* _WORK ITEM_:
Each line from the start of the entries through the line that contains "Level of theory: PBE" should be output exactly, please.

★ ★ ★ ★ ★

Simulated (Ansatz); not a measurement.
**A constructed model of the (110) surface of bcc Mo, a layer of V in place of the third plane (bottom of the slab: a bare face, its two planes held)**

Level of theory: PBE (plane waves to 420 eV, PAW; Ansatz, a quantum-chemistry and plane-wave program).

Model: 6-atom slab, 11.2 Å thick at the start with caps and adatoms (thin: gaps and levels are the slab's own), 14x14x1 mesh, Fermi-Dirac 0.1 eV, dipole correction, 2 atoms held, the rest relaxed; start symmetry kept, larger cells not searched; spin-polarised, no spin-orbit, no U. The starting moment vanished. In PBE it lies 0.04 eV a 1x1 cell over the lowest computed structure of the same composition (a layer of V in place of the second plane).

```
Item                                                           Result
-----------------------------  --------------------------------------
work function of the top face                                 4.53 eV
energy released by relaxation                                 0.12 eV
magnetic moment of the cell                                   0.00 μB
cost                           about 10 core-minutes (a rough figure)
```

★ ★ ★ ★ ★

* _PROBLEM SOLUTION_:
Simulated (Ansatz); not a measurement.
**A constructed model of the (110) surface of bcc Mo, a layer of V in place of the third plane (bottom of the slab: a bare face, its two planes held)**

Level of theory: PBE (plane waves to 420 eV, PAW; Ansatz, a quantum-chemistry and plane-wave program).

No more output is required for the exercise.